- [REQUIREMENT]: What is needed is a word-for-word copy of the records below.

*** DATA FOR ANALYSIS
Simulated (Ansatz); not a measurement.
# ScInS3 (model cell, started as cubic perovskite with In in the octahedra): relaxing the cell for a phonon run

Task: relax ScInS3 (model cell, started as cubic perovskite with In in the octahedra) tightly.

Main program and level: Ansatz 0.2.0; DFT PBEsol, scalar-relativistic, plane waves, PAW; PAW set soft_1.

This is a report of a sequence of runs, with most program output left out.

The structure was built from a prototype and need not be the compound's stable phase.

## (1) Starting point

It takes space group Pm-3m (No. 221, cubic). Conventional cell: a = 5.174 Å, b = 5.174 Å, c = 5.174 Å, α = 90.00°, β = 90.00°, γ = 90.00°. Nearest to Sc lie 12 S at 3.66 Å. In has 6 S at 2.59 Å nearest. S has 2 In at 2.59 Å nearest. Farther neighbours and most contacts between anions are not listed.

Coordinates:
******

- [ANSWER SPACE]:
Simulated (Ansatz); not a measurement.
# ScInS3 (model cell, started as cubic perovskite with In in the octahedra): relaxing the cell for a phonon run

Task: relax ScInS3 (model cell, started as cubic perovskite with In in the octahedra) tightly.

Main program and level: Ansatz 0.2.0; DFT PBEsol, scalar-relativistic, plane waves, PAW; PAW set soft_1.

This is a report of a sequence of runs, with most program output left out.

The structure was built from a prototype and need not be the compound's stable phase.

## (1) Starting point

It takes space group Pm-3m (No. 221, cubic). Conventional cell: a = 5.174 Å, b = 5.174 Å, c = 5.174 Å, α = 90.00°, β = 90.00°, γ = 90.00°. Nearest to Sc lie 12 S at 3.66 Å. In has 6 S at 2.59 Å nearest. S has 2 In at 2.59 Å nearest. Farther neighbours and most contacts between anions are not listed.

Coordinates:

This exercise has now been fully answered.